##### Dataset

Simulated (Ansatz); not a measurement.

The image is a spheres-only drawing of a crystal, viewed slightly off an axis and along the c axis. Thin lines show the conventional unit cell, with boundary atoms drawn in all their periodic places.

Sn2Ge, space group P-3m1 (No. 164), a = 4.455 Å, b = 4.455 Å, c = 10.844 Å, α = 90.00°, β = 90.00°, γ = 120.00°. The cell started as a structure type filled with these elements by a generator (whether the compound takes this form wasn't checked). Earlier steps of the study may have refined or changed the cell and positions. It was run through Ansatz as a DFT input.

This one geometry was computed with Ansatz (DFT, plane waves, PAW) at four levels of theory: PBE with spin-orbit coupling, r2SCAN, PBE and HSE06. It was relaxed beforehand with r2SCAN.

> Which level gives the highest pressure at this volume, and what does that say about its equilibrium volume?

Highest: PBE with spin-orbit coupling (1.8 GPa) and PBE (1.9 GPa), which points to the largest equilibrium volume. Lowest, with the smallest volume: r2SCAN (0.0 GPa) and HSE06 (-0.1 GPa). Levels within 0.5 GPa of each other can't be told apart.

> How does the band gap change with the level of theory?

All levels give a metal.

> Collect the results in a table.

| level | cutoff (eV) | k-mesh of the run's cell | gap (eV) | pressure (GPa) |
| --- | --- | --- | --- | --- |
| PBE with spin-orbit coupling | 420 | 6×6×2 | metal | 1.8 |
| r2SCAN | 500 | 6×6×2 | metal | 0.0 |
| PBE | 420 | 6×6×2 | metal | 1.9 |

##########

Every line from the top of the material through the line containing "metal | 0.0 |" must be transcribed exactly, and no other line may appear.

Simulated (Ansatz); not a measurement.

The image is a spheres-only drawing of a crystal, viewed slightly off an axis and along the c axis. Thin lines show the conventional unit cell, with boundary atoms drawn in all their periodic places.

Sn2Ge, space group P-3m1 (No. 164), a = 4.455 Å, b = 4.455 Å, c = 10.844 Å, α = 90.00°, β = 90.00°, γ = 120.00°. The cell started as a structure type filled with these elements by a generator (whether the compound takes this form wasn't checked). Earlier steps of the study may have refined or changed the cell and positions. It was run through Ansatz as a DFT input.

This one geometry was computed with Ansatz (DFT, plane waves, PAW) at four levels of theory: PBE with spin-orbit coupling, r2SCAN, PBE and HSE06. It was relaxed beforehand with r2SCAN.

> Which level gives the highest pressure at this volume, and what does that say about its equilibrium volume?

Highest: PBE with spin-orbit coupling (1.8 GPa) and PBE (1.9 GPa), which points to the largest equilibrium volume. Lowest, with the smallest volume: r2SCAN (0.0 GPa) and HSE06 (-0.1 GPa). Levels within 0.5 GPa of each other can't be told apart.

> How does the band gap change with the level of theory?

All levels give a metal.

> Collect the results in a table.

| level | cutoff (eV) | k-mesh of the run's cell | gap (eV) | pressure (GPa) |
| --- | --- | --- | --- | --- |
| PBE with spin-orbit coupling | 420 | 6×6×2 | metal | 1.8 |
| r2SCAN | 500 | 6×6×2 | metal | 0.0 |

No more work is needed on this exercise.